> _Stored data_
▬▬▬

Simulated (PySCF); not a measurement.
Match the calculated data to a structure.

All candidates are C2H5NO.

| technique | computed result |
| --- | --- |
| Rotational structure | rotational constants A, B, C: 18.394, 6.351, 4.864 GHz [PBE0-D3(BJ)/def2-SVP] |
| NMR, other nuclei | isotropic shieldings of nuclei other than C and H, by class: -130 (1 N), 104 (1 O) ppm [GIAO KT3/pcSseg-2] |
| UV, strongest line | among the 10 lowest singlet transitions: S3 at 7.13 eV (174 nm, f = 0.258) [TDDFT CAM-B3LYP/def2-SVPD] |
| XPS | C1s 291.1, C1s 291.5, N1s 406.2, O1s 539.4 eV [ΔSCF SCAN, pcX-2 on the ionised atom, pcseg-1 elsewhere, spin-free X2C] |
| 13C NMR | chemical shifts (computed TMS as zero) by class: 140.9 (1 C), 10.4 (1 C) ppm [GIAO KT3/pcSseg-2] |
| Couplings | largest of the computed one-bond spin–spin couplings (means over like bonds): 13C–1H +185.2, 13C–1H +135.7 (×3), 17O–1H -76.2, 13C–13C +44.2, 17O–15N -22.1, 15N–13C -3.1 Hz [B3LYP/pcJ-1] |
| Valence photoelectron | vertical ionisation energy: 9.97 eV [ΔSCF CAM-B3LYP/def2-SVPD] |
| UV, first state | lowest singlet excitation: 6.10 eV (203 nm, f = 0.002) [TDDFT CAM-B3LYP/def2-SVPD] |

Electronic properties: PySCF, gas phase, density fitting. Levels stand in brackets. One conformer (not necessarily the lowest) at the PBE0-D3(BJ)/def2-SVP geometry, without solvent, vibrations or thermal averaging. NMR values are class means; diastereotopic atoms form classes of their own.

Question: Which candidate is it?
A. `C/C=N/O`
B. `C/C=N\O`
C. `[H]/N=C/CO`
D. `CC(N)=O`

▬▬▬

> _Exercise_
In the entries above, find the line holding "GHz [PBE0-D3(BJ)/def2-SVP] |" and the line holding "C) ppm [GIAO KT3/pcSseg-2] |", then retype exactly those two lines and every line between them, and nothing else.

> _Task result_
| Rotational structure | rotational constants A, B, C: 18.394, 6.351, 4.864 GHz [PBE0-D3(BJ)/def2-SVP] |
| NMR, other nuclei | isotropic shieldings of nuclei other than C and H, by class: -130 (1 N), 104 (1 O) ppm [GIAO KT3/pcSseg-2] |
| UV, strongest line | among the 10 lowest singlet transitions: S3 at 7.13 eV (174 nm, f = 0.258) [TDDFT CAM-B3LYP/def2-SVPD] |
| XPS | C1s 291.1, C1s 291.5, N1s 406.2, O1s 539.4 eV [ΔSCF SCAN, pcX-2 on the ionised atom, pcseg-1 elsewhere, spin-free X2C] |
| 13C NMR | chemical shifts (computed TMS as zero) by class: 140.9 (1 C), 10.4 (1 C) ppm [GIAO KT3/pcSseg-2] |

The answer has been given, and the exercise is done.